= Beginning of Section =
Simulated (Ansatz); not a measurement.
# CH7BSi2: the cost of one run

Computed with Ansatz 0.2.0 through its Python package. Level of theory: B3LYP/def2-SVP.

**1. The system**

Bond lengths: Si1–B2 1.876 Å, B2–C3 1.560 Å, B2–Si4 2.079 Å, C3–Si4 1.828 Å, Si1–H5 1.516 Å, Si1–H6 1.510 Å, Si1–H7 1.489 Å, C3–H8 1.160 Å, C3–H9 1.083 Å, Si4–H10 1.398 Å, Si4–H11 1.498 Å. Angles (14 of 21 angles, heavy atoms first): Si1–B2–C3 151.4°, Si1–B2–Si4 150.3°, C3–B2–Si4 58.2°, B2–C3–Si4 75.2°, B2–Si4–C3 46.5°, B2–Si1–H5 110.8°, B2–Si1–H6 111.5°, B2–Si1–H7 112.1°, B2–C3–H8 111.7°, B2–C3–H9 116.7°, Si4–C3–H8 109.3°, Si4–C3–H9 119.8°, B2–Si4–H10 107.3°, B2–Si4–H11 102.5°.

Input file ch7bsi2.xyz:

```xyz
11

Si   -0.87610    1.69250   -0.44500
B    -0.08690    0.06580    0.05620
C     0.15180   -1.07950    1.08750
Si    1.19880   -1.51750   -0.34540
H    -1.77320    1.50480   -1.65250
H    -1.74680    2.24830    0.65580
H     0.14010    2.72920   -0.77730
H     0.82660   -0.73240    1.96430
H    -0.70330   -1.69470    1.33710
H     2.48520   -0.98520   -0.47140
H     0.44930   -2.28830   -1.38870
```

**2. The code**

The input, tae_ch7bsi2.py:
= End of Section =

Work instruction >>
Write out again, exactly, the lines from the start of the entries up to and including the one with "Bond lengths: Si1–B2". Nothing else belongs in the reply.

Exercise solution >>
Simulated (Ansatz); not a measurement.
# CH7BSi2: the cost of one run

Computed with Ansatz 0.2.0 through its Python package. Level of theory: B3LYP/def2-SVP.

**1. The system**

Bond lengths: Si1–B2 1.876 Å, B2–C3 1.560 Å, B2–Si4 2.079 Å, C3–Si4 1.828 Å, Si1–H5 1.516 Å, Si1–H6 1.510 Å, Si1–H7 1.489 Å, C3–H8 1.160 Å, C3–H9 1.083 Å, Si4–H10 1.398 Å, Si4–H11 1.498 Å. Angles (14 of 21 angles, heavy atoms first): Si1–B2–C3 151.4°, Si1–B2–Si4 150.3°, C3–B2–Si4 58.2°, B2–C3–Si4 75.2°, B2–Si4–C3 46.5°, B2–Si1–H5 110.8°, B2–Si1–H6 111.5°, B2–Si1–H7 112.1°, B2–C3–H8 111.7°, B2–C3–H9 116.7°, Si4–C3–H8 109.3°, Si4–C3–H9 119.8°, B2–Si4–H10 107.3°, B2–Si4–H11 102.5°.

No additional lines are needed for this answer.